ACTION ITEM —
Please retype the listing below exactly, from its opening line through the line where "Computed with Ansatz" appears.

THE DATA —
——
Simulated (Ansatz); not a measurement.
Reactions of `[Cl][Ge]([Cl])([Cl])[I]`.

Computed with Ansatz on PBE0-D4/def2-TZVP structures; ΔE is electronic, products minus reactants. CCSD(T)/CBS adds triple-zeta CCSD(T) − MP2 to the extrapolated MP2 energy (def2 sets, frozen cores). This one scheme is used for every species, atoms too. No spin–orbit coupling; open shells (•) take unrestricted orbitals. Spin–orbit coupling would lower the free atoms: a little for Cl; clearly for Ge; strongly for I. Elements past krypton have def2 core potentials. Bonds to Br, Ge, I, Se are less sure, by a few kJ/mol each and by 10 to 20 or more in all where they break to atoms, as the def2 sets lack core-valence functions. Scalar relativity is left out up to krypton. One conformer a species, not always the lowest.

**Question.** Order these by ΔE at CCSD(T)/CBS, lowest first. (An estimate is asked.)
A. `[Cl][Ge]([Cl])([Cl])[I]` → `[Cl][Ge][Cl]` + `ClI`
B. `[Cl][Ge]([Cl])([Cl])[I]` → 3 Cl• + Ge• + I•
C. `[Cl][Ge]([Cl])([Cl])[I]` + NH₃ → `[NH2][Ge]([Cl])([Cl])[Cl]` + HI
——

TASK RESULT —
Simulated (Ansatz); not a measurement.
Reactions of `[Cl][Ge]([Cl])([Cl])[I]`.

Computed with Ansatz on PBE0-D4/def2-TZVP structures; ΔE is electronic, products minus reactants. CCSD(T)/CBS adds triple-zeta CCSD(T) − MP2 to the extrapolated MP2 energy (def2 sets, frozen cores). This one scheme is used for every species, atoms too. No spin–orbit coupling; open shells (•) take unrestricted orbitals. Spin–orbit coupling would lower the free atoms: a little for Cl; clearly for Ge; strongly for I. Elements past krypton have def2 core potentials. Bonds to Br, Ge, I, Se are less sure, by a few kJ/mol each and by 10 to 20 or more in all where they break to atoms, as the def2 sets lack core-valence functions. Scalar relativity is left out up to krypton. One conformer a species, not always the lowest.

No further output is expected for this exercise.